Data under study –
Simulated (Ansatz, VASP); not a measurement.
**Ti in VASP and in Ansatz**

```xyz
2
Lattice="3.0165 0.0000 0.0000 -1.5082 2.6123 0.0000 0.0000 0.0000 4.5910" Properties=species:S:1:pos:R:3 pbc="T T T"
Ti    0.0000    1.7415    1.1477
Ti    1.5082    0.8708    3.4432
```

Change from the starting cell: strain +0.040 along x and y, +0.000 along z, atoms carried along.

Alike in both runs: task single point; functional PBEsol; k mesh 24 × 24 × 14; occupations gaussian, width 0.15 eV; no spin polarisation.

Assignment – Repeat the entries above verbatim.

Written solution –
Simulated (Ansatz, VASP); not a measurement.
**Ti in VASP and in Ansatz**

```xyz
2
Lattice="3.0165 0.0000 0.0000 -1.5082 2.6123 0.0000 0.0000 0.0000 4.5910" Properties=species:S:1:pos:R:3 pbc="T T T"
Ti    0.0000    1.7415    1.1477
Ti    1.5082    0.8708    3.4432
```

Change from the starting cell: strain +0.040 along x and y, +0.000 along z, atoms carried along.

Alike in both runs: task single point; functional PBEsol; k mesh 24 × 24 × 14; occupations gaussian, width 0.15 eV; no spin polarisation.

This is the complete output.